* _Exercise_
Give every line of the listing word for word, beginning at the first and including the line with "potential of (110)**" as the last.

START Source information

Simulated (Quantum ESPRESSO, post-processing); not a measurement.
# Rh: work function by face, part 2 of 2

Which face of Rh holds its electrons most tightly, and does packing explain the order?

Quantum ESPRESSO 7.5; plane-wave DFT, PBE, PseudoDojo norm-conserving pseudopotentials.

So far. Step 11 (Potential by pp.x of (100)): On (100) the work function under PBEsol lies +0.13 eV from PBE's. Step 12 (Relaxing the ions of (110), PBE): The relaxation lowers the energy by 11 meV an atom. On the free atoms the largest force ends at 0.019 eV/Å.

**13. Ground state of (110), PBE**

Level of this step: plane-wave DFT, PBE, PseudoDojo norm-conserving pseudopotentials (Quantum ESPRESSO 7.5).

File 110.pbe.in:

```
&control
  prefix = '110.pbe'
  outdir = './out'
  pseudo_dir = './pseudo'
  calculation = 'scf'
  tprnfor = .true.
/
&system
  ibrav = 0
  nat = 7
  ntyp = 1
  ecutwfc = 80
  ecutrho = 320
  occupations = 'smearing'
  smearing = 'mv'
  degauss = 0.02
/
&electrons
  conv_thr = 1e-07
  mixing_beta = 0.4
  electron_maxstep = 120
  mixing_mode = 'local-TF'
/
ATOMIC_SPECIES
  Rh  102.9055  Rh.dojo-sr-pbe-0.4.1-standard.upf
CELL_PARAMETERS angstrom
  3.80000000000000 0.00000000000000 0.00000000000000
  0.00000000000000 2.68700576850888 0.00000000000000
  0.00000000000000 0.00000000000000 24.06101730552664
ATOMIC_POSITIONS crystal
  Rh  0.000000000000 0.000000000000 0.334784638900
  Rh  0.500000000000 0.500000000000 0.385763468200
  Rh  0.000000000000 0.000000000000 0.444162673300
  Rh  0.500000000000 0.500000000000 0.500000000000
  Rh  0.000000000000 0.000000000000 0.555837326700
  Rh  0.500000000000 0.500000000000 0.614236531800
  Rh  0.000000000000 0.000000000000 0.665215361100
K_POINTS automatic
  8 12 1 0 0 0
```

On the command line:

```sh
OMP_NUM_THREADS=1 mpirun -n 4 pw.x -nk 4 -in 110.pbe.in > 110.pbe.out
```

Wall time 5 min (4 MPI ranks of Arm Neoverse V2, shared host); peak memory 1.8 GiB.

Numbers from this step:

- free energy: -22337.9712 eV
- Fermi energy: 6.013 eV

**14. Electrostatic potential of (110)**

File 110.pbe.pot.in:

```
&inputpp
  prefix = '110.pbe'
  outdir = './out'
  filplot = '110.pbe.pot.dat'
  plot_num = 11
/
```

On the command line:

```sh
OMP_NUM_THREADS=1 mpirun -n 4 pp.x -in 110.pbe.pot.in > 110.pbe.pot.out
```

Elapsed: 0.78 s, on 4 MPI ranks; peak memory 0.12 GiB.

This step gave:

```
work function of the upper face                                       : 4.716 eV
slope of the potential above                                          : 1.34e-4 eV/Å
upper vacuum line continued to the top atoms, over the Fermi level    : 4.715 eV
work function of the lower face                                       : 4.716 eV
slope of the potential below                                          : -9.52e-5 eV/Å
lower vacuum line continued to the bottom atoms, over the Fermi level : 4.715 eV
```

END Source information

* _Your solution_
Simulated (Quantum ESPRESSO, post-processing); not a measurement.
# Rh: work function by face, part 2 of 2

Which face of Rh holds its electrons most tightly, and does packing explain the order?

Quantum ESPRESSO 7.5; plane-wave DFT, PBE, PseudoDojo norm-conserving pseudopotentials.

So far. Step 11 (Potential by pp.x of (100)): On (100) the work function under PBEsol lies +0.13 eV from PBE's. Step 12 (Relaxing the ions of (110), PBE): The relaxation lowers the energy by 11 meV an atom. On the free atoms the largest force ends at 0.019 eV/Å.

**13. Ground state of (110), PBE**

Level of this step: plane-wave DFT, PBE, PseudoDojo norm-conserving pseudopotentials (Quantum ESPRESSO 7.5).

File 110.pbe.in:

```
&control
  prefix = '110.pbe'
  outdir = './out'
  pseudo_dir = './pseudo'
  calculation = 'scf'
  tprnfor = .true.
/
&system
  ibrav = 0
  nat = 7
  ntyp = 1
  ecutwfc = 80
  ecutrho = 320
  occupations = 'smearing'
  smearing = 'mv'
  degauss = 0.02
/
&electrons
  conv_thr = 1e-07
  mixing_beta = 0.4
  electron_maxstep = 120
  mixing_mode = 'local-TF'
/
ATOMIC_SPECIES
  Rh  102.9055  Rh.dojo-sr-pbe-0.4.1-standard.upf
CELL_PARAMETERS angstrom
  3.80000000000000 0.00000000000000 0.00000000000000
  0.00000000000000 2.68700576850888 0.00000000000000
  0.00000000000000 0.00000000000000 24.06101730552664
ATOMIC_POSITIONS crystal
  Rh  0.000000000000 0.000000000000 0.334784638900
  Rh  0.500000000000 0.500000000000 0.385763468200
  Rh  0.000000000000 0.000000000000 0.444162673300
  Rh  0.500000000000 0.500000000000 0.500000000000
  Rh  0.000000000000 0.000000000000 0.555837326700
  Rh  0.500000000000 0.500000000000 0.614236531800
  Rh  0.000000000000 0.000000000000 0.665215361100
K_POINTS automatic
  8 12 1 0 0 0
```

On the command line:

```sh
OMP_NUM_THREADS=1 mpirun -n 4 pw.x -nk 4 -in 110.pbe.in > 110.pbe.out
```

Wall time 5 min (4 MPI ranks of Arm Neoverse V2, shared host); peak memory 1.8 GiB.

Numbers from this step:

- free energy: -22337.9712 eV
- Fermi energy: 6.013 eV

**14. Electrostatic potential of (110)**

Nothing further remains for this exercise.